**Dataset content**
========================================

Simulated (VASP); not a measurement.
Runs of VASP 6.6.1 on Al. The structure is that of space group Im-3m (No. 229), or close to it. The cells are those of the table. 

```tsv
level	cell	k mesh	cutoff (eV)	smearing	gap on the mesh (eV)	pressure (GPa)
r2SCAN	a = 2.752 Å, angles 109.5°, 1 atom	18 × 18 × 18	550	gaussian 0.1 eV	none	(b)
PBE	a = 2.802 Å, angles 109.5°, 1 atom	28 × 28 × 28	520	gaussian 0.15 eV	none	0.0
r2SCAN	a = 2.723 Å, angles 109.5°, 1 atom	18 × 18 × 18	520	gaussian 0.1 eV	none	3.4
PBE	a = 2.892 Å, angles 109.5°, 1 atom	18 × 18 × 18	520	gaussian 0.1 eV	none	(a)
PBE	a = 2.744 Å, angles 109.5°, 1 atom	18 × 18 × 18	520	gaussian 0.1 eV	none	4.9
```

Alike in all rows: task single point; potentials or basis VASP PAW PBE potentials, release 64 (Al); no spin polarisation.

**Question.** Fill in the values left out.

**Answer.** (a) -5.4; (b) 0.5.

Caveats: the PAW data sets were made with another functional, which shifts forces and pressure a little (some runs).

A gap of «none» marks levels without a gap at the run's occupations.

========================================

**Exercise**
Each line of the data must be retyped exactly.

**Written response**
Simulated (VASP); not a measurement.
Runs of VASP 6.6.1 on Al. The structure is that of space group Im-3m (No. 229), or close to it. The cells are those of the table. 

```tsv
level	cell	k mesh	cutoff (eV)	smearing	gap on the mesh (eV)	pressure (GPa)
r2SCAN	a = 2.752 Å, angles 109.5°, 1 atom	18 × 18 × 18	550	gaussian 0.1 eV	none	(b)
PBE	a = 2.802 Å, angles 109.5°, 1 atom	28 × 28 × 28	520	gaussian 0.15 eV	none	0.0
r2SCAN	a = 2.723 Å, angles 109.5°, 1 atom	18 × 18 × 18	520	gaussian 0.1 eV	none	3.4
PBE	a = 2.892 Å, angles 109.5°, 1 atom	18 × 18 × 18	520	gaussian 0.1 eV	none	(a)
PBE	a = 2.744 Å, angles 109.5°, 1 atom	18 × 18 × 18	520	gaussian 0.1 eV	none	4.9
```

Alike in all rows: task single point; potentials or basis VASP PAW PBE potentials, release 64 (Al); no spin polarisation.

**Question.** Fill in the values left out.

**Answer.** (a) -5.4; (b) 0.5.

Caveats: the PAW data sets were made with another functional, which shifts forces and pressure a little (some runs).

A gap of «none» marks levels without a gap at the run's occupations.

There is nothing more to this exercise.